◆ Work order:
Take the data below and repeat it exactly.

◆ Data shown:
╔══
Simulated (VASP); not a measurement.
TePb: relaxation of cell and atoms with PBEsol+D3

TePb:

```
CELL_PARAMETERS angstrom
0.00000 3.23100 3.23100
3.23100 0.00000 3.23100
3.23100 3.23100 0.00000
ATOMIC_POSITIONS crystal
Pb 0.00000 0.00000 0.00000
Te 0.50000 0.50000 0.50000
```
╚══

◆ Response:
Simulated (VASP); not a measurement.
TePb: relaxation of cell and atoms with PBEsol+D3

TePb:

```
CELL_PARAMETERS angstrom
0.00000 3.23100 3.23100
3.23100 0.00000 3.23100
3.23100 3.23100 0.00000
ATOMIC_POSITIONS crystal
Pb 0.00000 0.00000 0.00000
Te 0.50000 0.50000 0.50000
```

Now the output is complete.